▶ _Given information_:
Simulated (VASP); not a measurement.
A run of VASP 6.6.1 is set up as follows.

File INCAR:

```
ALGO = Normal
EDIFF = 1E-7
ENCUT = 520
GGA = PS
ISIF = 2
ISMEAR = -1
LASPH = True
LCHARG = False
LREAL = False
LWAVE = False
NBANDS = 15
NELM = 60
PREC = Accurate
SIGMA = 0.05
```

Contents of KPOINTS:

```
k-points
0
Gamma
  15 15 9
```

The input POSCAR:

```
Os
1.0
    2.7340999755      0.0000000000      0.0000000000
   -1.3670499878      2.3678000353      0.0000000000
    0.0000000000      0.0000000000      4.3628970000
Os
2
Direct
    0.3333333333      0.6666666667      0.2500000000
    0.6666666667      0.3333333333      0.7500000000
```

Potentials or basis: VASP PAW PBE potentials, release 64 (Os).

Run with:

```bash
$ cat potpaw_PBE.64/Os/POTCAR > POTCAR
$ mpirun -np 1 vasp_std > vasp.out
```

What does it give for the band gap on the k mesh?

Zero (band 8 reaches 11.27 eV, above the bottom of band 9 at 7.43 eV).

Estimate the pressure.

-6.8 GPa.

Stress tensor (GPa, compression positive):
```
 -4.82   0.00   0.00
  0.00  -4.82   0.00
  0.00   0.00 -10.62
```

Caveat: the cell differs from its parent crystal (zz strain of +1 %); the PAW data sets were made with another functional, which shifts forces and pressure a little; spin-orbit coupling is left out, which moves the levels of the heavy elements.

▶ _Brief_:
Please reply with an exact copy of the lines above, starting at the first and ending at the line that holds "Potentials or basis: VASP".

▶ _Task result_:
Simulated (VASP); not a measurement.
A run of VASP 6.6.1 is set up as follows.

File INCAR:

```
ALGO = Normal
EDIFF = 1E-7
ENCUT = 520
GGA = PS
ISIF = 2
ISMEAR = -1
LASPH = True
LCHARG = False
LREAL = False
LWAVE = False
NBANDS = 15
NELM = 60
PREC = Accurate
SIGMA = 0.05
```

Contents of KPOINTS:

```
k-points
0
Gamma
  15 15 9
```

The input POSCAR:

```
Os
1.0
    2.7340999755      0.0000000000      0.0000000000
   -1.3670499878      2.3678000353      0.0000000000
    0.0000000000      0.0000000000      4.3628970000
Os
2
Direct
    0.3333333333      0.6666666667      0.2500000000
    0.6666666667      0.3333333333      0.7500000000
```

Potentials or basis: VASP PAW PBE potentials, release 64 (Os).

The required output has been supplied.